┏━━
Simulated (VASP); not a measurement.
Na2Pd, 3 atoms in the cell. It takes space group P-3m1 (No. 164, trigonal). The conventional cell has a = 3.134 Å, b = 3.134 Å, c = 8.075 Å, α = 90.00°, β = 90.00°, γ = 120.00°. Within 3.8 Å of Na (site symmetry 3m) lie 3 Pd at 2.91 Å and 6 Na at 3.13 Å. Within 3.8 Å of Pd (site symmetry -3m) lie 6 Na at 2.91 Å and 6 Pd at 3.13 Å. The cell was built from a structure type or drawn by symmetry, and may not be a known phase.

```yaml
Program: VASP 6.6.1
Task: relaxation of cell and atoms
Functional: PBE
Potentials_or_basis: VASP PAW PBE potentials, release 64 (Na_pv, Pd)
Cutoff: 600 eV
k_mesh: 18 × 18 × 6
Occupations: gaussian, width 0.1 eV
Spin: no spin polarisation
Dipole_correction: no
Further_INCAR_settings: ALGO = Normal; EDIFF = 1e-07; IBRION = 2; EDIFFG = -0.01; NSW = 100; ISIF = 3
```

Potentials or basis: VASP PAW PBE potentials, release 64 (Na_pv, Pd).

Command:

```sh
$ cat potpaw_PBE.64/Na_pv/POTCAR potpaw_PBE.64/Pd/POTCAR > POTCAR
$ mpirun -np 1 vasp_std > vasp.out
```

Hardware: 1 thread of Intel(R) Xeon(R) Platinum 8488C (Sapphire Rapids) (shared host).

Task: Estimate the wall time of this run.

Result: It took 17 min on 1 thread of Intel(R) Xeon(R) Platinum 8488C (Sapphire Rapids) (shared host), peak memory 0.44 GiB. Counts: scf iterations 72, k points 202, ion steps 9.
┗━━

Activity
The lines from the top of the data above down to the line containing "Task: Estimate the wall time of this run." are to be copied exactly; no other line should appear.

Response area
Simulated (VASP); not a measurement.
Na2Pd, 3 atoms in the cell. It takes space group P-3m1 (No. 164, trigonal). The conventional cell has a = 3.134 Å, b = 3.134 Å, c = 8.075 Å, α = 90.00°, β = 90.00°, γ = 120.00°. Within 3.8 Å of Na (site symmetry 3m) lie 3 Pd at 2.91 Å and 6 Na at 3.13 Å. Within 3.8 Å of Pd (site symmetry -3m) lie 6 Na at 2.91 Å and 6 Pd at 3.13 Å. The cell was built from a structure type or drawn by symmetry, and may not be a known phase.

```yaml
Program: VASP 6.6.1
Task: relaxation of cell and atoms
Functional: PBE
Potentials_or_basis: VASP PAW PBE potentials, release 64 (Na_pv, Pd)
Cutoff: 600 eV
k_mesh: 18 × 18 × 6
Occupations: gaussian, width 0.1 eV
Spin: no spin polarisation
Dipole_correction: no
Further_INCAR_settings: ALGO = Normal; EDIFF = 1e-07; IBRION = 2; EDIFFG = -0.01; NSW = 100; ISIF = 3
```

Potentials or basis: VASP PAW PBE potentials, release 64 (Na_pv, Pd).

Command:

```sh
$ cat potpaw_PBE.64/Na_pv/POTCAR potpaw_PBE.64/Pd/POTCAR > POTCAR
$ mpirun -np 1 vasp_std > vasp.out
```

Hardware: 1 thread of Intel(R) Xeon(R) Platinum 8488C (Sapphire Rapids) (shared host).

Task: Estimate the wall time of this run.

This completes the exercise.